● ● ●
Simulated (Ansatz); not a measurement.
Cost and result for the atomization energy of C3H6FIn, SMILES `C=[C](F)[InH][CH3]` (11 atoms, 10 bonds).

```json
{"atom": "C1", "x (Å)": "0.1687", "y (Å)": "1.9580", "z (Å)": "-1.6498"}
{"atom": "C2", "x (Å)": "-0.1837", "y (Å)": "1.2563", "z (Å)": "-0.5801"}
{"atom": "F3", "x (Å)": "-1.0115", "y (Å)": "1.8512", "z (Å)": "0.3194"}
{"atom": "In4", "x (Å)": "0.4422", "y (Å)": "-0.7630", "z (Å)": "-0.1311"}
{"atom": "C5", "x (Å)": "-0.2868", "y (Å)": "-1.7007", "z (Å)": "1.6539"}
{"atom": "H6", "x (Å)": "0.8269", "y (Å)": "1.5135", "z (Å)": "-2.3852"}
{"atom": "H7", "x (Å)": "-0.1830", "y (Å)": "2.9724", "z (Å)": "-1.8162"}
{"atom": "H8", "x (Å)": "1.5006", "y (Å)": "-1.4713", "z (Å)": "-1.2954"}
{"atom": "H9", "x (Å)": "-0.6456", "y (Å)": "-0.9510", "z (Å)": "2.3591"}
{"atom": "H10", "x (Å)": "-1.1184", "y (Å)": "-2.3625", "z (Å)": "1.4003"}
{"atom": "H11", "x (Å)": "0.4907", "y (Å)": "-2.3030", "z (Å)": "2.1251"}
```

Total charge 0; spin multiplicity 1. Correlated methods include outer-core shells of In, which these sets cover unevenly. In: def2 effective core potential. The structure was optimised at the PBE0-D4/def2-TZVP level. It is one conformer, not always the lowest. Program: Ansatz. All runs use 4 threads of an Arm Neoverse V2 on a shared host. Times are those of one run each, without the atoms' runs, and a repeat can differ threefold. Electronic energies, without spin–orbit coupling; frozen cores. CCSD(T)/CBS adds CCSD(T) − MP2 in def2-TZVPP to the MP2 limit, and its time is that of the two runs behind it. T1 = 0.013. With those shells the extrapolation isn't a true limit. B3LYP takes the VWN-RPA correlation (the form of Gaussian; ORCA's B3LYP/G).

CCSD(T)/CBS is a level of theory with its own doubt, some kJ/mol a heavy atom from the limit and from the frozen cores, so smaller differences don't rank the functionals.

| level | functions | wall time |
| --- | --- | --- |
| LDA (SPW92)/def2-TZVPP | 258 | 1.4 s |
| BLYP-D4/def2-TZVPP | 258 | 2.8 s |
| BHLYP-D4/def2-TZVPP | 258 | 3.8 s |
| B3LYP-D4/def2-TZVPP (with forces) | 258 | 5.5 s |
● ● ●

→ **EXERCISE**
Write out the records above exactly, from the opening line to the line with "Total charge 0;", including both, with nothing added.

→ **RESPONSE**
Simulated (Ansatz); not a measurement.
Cost and result for the atomization energy of C3H6FIn, SMILES `C=[C](F)[InH][CH3]` (11 atoms, 10 bonds).

```json
{"atom": "C1", "x (Å)": "0.1687", "y (Å)": "1.9580", "z (Å)": "-1.6498"}
{"atom": "C2", "x (Å)": "-0.1837", "y (Å)": "1.2563", "z (Å)": "-0.5801"}
{"atom": "F3", "x (Å)": "-1.0115", "y (Å)": "1.8512", "z (Å)": "0.3194"}
{"atom": "In4", "x (Å)": "0.4422", "y (Å)": "-0.7630", "z (Å)": "-0.1311"}
{"atom": "C5", "x (Å)": "-0.2868", "y (Å)": "-1.7007", "z (Å)": "1.6539"}
{"atom": "H6", "x (Å)": "0.8269", "y (Å)": "1.5135", "z (Å)": "-2.3852"}
{"atom": "H7", "x (Å)": "-0.1830", "y (Å)": "2.9724", "z (Å)": "-1.8162"}
{"atom": "H8", "x (Å)": "1.5006", "y (Å)": "-1.4713", "z (Å)": "-1.2954"}
{"atom": "H9", "x (Å)": "-0.6456", "y (Å)": "-0.9510", "z (Å)": "2.3591"}
{"atom": "H10", "x (Å)": "-1.1184", "y (Å)": "-2.3625", "z (Å)": "1.4003"}
{"atom": "H11", "x (Å)": "0.4907", "y (Å)": "-2.3030", "z (Å)": "2.1251"}
```

Total charge 0; spin multiplicity 1. Correlated methods include outer-core shells of In, which these sets cover unevenly. In: def2 effective core potential. The structure was optimised at the PBE0-D4/def2-TZVP level. It is one conformer, not always the lowest. Program: Ansatz. All runs use 4 threads of an Arm Neoverse V2 on a shared host. Times are those of one run each, without the atoms' runs, and a repeat can differ threefold. Electronic energies, without spin–orbit coupling; frozen cores. CCSD(T)/CBS adds CCSD(T) − MP2 in def2-TZVPP to the MP2 limit, and its time is that of the two runs behind it. T1 = 0.013. With those shells the extrapolation isn't a true limit. B3LYP takes the VWN-RPA correlation (the form of Gaussian; ORCA's B3LYP/G).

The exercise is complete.